▸ Information shown:
- - -

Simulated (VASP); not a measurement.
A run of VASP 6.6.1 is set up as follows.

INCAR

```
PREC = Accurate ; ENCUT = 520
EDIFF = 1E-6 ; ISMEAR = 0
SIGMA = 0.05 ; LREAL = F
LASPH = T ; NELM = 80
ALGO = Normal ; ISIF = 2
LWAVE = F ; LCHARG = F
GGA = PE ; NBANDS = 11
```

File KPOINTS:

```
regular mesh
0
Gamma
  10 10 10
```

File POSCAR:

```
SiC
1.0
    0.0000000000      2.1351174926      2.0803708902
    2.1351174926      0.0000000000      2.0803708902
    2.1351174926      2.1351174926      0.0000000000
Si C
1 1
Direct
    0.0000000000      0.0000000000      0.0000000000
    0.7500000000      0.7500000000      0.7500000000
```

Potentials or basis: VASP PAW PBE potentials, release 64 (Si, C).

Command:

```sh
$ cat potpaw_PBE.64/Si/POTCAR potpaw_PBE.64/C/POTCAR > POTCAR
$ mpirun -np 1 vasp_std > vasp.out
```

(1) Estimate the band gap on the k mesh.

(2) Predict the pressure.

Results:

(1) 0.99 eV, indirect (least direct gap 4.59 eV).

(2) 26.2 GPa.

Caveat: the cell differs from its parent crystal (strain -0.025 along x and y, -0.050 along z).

- - -

▸ Activity: Copy out the entries exactly. Begin at the first line and end with the line that has "(2) 26.2 GPa.".

▸ Problem solution:
Simulated (VASP); not a measurement.
A run of VASP 6.6.1 is set up as follows.

INCAR

```
PREC = Accurate ; ENCUT = 520
EDIFF = 1E-6 ; ISMEAR = 0
SIGMA = 0.05 ; LREAL = F
LASPH = T ; NELM = 80
ALGO = Normal ; ISIF = 2
LWAVE = F ; LCHARG = F
GGA = PE ; NBANDS = 11
```

File KPOINTS:

```
regular mesh
0
Gamma
  10 10 10
```

File POSCAR:

```
SiC
1.0
    0.0000000000      2.1351174926      2.0803708902
    2.1351174926      0.0000000000      2.0803708902
    2.1351174926      2.1351174926      0.0000000000
Si C
1 1
Direct
    0.0000000000      0.0000000000      0.0000000000
    0.7500000000      0.7500000000      0.7500000000
```

Potentials or basis: VASP PAW PBE potentials, release 64 (Si, C).

Command:

```sh
$ cat potpaw_PBE.64/Si/POTCAR potpaw_PBE.64/C/POTCAR > POTCAR
$ mpirun -np 1 vasp_std > vasp.out
```

(1) Estimate the band gap on the k mesh.

(2) Predict the pressure.

Results:

(1) 0.99 eV, indirect (least direct gap 4.59 eV).

(2) 26.2 GPa.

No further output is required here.